::::::::
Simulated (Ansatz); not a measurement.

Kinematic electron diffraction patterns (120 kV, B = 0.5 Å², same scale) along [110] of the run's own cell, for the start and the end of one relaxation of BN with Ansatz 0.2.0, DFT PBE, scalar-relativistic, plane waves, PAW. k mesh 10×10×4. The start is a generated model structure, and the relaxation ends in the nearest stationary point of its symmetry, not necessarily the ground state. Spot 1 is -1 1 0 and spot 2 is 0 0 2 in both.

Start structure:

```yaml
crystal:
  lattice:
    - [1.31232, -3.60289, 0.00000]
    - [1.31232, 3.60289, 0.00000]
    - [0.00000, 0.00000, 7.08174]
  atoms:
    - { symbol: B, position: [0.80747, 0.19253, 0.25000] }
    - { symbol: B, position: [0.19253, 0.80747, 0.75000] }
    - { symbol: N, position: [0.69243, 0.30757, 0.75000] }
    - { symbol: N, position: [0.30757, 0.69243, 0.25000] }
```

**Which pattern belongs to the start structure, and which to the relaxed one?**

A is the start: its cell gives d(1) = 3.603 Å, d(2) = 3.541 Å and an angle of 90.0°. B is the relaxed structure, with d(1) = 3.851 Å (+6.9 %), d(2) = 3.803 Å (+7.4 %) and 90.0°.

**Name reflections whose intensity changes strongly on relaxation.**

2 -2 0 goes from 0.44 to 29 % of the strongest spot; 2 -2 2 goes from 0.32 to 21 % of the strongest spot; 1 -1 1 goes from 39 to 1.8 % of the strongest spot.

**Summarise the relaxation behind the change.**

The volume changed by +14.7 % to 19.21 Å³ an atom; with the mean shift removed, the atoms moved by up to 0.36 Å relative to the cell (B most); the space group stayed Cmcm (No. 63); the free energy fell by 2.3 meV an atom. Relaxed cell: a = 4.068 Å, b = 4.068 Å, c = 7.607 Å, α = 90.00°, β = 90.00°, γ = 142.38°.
::::::::

▶ **Work request**
Could you reproduce exactly the lines of the entries above, from the one with "strongly on relaxation.**" through the one with "behind the change.**", and nothing else?

▶ **Task output**
**Name reflections whose intensity changes strongly on relaxation.**

2 -2 0 goes from 0.44 to 29 % of the strongest spot; 2 -2 2 goes from 0.32 to 21 % of the strongest spot; 1 -1 1 goes from 39 to 1.8 % of the strongest spot.

**Summarise the relaxation behind the change.**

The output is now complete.